════════
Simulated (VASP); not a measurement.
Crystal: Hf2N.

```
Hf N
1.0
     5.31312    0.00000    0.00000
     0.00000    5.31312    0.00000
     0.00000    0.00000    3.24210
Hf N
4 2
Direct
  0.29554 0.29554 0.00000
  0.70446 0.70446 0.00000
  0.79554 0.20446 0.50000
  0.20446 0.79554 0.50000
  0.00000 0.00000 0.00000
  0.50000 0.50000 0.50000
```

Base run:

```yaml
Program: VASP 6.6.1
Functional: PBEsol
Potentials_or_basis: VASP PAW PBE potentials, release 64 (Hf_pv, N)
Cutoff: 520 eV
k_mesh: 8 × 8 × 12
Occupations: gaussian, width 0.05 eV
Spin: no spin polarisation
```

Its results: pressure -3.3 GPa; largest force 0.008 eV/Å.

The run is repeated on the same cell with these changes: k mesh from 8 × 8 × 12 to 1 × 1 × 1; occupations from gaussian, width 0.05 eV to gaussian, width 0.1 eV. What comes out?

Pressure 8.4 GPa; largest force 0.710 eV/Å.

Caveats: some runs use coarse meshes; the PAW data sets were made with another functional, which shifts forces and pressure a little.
════════

Please give an exact restatement of only the lines from the beginning of the material above to the line with "Its results: pressure", inclusive.

Simulated (VASP); not a measurement.
Crystal: Hf2N.

```
Hf N
1.0
     5.31312    0.00000    0.00000
     0.00000    5.31312    0.00000
     0.00000    0.00000    3.24210
Hf N
4 2
Direct
  0.29554 0.29554 0.00000
  0.70446 0.70446 0.00000
  0.79554 0.20446 0.50000
  0.20446 0.79554 0.50000
  0.00000 0.00000 0.00000
  0.50000 0.50000 0.50000
```

Base run:

```yaml
Program: VASP 6.6.1
Functional: PBEsol
Potentials_or_basis: VASP PAW PBE potentials, release 64 (Hf_pv, N)
Cutoff: 520 eV
k_mesh: 8 × 8 × 12
Occupations: gaussian, width 0.05 eV
Spin: no spin polarisation
```

Its results: pressure -3.3 GPa; largest force 0.008 eV/Å.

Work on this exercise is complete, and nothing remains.